EXERCISE ▸ No line of the records may be dropped; print them all again exactly.

RECORDED INFORMATION ▸
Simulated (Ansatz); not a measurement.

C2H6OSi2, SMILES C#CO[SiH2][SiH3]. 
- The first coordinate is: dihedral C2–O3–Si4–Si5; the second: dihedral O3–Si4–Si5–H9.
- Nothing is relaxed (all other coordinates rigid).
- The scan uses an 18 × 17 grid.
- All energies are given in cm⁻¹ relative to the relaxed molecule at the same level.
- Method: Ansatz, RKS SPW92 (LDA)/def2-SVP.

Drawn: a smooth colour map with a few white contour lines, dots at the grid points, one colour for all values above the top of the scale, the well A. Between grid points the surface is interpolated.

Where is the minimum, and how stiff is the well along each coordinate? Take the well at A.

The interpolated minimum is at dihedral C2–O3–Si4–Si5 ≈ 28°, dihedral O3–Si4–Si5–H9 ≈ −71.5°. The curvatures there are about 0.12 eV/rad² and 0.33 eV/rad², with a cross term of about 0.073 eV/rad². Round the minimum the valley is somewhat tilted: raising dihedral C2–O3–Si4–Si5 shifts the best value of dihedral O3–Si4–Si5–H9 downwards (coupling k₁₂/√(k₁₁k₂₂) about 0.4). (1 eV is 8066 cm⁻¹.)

RESPONSE ▸
Simulated (Ansatz); not a measurement.

C2H6OSi2, SMILES C#CO[SiH2][SiH3]. 
- The first coordinate is: dihedral C2–O3–Si4–Si5; the second: dihedral O3–Si4–Si5–H9.
- Nothing is relaxed (all other coordinates rigid).
- The scan uses an 18 × 17 grid.
- All energies are given in cm⁻¹ relative to the relaxed molecule at the same level.
- Method: Ansatz, RKS SPW92 (LDA)/def2-SVP.

Drawn: a smooth colour map with a few white contour lines, dots at the grid points, one colour for all values above the top of the scale, the well A. Between grid points the surface is interpolated.

Where is the minimum, and how stiff is the well along each coordinate? Take the well at A.

The interpolated minimum is at dihedral C2–O3–Si4–Si5 ≈ 28°, dihedral O3–Si4–Si5–H9 ≈ −71.5°. The curvatures there are about 0.12 eV/rad² and 0.33 eV/rad², with a cross term of about 0.073 eV/rad². Round the minimum the valley is somewhat tilted: raising dihedral C2–O3–Si4–Si5 shifts the best value of dihedral O3–Si4–Si5–H9 downwards (coupling k₁₂/√(k₁₁k₂₂) about 0.4). (1 eV is 8066 cm⁻¹.)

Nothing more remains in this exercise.